Write out again the entries from the first line to the line that includes "Aim: the formation", keeping both of those lines.

++++ Data ++++

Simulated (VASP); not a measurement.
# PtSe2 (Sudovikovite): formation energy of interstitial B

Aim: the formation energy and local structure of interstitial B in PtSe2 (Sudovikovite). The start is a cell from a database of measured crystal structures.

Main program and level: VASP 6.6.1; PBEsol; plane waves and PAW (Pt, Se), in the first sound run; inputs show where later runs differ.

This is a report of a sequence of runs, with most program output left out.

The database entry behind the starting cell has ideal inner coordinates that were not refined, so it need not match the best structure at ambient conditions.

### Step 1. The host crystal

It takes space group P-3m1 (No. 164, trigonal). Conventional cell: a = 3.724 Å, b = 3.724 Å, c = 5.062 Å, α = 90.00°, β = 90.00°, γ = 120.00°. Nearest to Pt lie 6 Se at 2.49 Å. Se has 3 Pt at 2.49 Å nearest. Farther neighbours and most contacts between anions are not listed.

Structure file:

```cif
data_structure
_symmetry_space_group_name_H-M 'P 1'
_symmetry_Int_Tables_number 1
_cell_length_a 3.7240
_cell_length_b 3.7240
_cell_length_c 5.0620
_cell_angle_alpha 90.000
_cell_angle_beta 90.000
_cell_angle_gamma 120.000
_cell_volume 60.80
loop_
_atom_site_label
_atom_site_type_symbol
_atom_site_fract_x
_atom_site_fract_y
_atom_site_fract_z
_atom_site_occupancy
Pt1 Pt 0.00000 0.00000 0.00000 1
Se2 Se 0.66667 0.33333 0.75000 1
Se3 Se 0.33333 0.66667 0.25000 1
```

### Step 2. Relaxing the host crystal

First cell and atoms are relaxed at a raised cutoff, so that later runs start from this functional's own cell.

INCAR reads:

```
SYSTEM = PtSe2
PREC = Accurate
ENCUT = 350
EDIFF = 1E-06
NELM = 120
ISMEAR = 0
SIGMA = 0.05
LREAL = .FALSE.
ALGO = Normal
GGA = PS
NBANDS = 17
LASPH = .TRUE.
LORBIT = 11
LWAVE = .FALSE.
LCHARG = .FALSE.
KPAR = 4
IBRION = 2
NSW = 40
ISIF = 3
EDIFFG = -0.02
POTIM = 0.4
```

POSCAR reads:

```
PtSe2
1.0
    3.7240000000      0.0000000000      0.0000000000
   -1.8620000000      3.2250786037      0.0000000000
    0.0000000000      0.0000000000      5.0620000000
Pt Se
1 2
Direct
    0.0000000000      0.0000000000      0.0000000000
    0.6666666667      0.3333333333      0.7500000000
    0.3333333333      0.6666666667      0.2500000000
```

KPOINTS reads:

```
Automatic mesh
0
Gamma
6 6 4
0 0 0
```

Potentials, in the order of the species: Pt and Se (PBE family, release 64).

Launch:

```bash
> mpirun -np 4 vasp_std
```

++++

__Reply__
Simulated (VASP); not a measurement.
# PtSe2 (Sudovikovite): formation energy of interstitial B

Aim: the formation energy and local structure of interstitial B in PtSe2 (Sudovikovite). The start is a cell from a database of measured crystal structures.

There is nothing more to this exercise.